**Data provided**
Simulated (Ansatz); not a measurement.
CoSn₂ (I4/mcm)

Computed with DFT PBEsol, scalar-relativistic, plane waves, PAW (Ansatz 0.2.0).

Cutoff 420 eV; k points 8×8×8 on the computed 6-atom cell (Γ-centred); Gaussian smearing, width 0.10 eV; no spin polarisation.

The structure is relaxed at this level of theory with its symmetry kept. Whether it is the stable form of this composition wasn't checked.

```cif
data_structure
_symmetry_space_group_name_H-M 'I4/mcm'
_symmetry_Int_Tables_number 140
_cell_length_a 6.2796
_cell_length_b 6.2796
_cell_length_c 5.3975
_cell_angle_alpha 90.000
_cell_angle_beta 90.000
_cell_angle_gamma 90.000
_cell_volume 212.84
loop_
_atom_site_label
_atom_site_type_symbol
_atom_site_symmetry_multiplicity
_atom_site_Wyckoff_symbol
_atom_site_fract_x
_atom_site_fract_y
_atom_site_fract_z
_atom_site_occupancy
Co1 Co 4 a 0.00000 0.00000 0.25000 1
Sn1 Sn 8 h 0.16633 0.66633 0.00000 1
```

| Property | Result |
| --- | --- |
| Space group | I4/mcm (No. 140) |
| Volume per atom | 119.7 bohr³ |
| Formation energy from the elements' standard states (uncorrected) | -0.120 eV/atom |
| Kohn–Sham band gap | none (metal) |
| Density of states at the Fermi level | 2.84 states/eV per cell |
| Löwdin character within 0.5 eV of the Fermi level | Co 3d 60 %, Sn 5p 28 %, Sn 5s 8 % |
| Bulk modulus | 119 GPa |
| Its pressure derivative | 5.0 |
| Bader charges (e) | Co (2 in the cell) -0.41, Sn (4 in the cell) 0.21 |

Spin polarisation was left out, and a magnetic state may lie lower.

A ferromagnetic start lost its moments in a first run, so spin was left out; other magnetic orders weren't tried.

**Action item**
Where the line holding "Property | Result |" appears in the listing above, start reproducing exactly, and end with the line holding "Spin polarisation was".

**Problem solution**
| Property | Result |
| --- | --- |
| Space group | I4/mcm (No. 140) |
| Volume per atom | 119.7 bohr³ |
| Formation energy from the elements' standard states (uncorrected) | -0.120 eV/atom |
| Kohn–Sham band gap | none (metal) |
| Density of states at the Fermi level | 2.84 states/eV per cell |
| Löwdin character within 0.5 eV of the Fermi level | Co 3d 60 %, Sn 5p 28 %, Sn 5s 8 % |
| Bulk modulus | 119 GPa |
| Its pressure derivative | 5.0 |
| Bader charges (e) | Co (2 in the cell) -0.41, Sn (4 in the cell) 0.21 |

Spin polarisation was left out, and a magnetic state may lie lower.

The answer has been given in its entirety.